======

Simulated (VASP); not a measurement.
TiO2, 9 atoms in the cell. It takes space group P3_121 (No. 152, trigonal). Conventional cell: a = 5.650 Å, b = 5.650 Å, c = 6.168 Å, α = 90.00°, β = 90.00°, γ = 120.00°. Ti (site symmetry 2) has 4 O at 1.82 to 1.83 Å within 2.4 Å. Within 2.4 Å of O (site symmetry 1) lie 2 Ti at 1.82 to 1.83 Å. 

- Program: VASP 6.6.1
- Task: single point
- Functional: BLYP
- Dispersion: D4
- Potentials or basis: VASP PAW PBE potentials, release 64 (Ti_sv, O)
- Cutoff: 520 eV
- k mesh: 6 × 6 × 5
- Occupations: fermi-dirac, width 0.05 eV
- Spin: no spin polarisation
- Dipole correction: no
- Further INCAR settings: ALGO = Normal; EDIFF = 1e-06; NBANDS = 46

======

Work order:
The whole listing must be reproduced exactly. Do not skip a line.

Written solution:
Simulated (VASP); not a measurement.
TiO2, 9 atoms in the cell. It takes space group P3_121 (No. 152, trigonal). Conventional cell: a = 5.650 Å, b = 5.650 Å, c = 6.168 Å, α = 90.00°, β = 90.00°, γ = 120.00°. Ti (site symmetry 2) has 4 O at 1.82 to 1.83 Å within 2.4 Å. Within 2.4 Å of O (site symmetry 1) lie 2 Ti at 1.82 to 1.83 Å. 

- Program: VASP 6.6.1
- Task: single point
- Functional: BLYP
- Dispersion: D4
- Potentials or basis: VASP PAW PBE potentials, release 64 (Ti_sv, O)
- Cutoff: 520 eV
- k mesh: 6 × 6 × 5
- Occupations: fermi-dirac, width 0.05 eV
- Spin: no spin polarisation
- Dipole correction: no
- Further INCAR settings: ALGO = Normal; EDIFF = 1e-06; NBANDS = 46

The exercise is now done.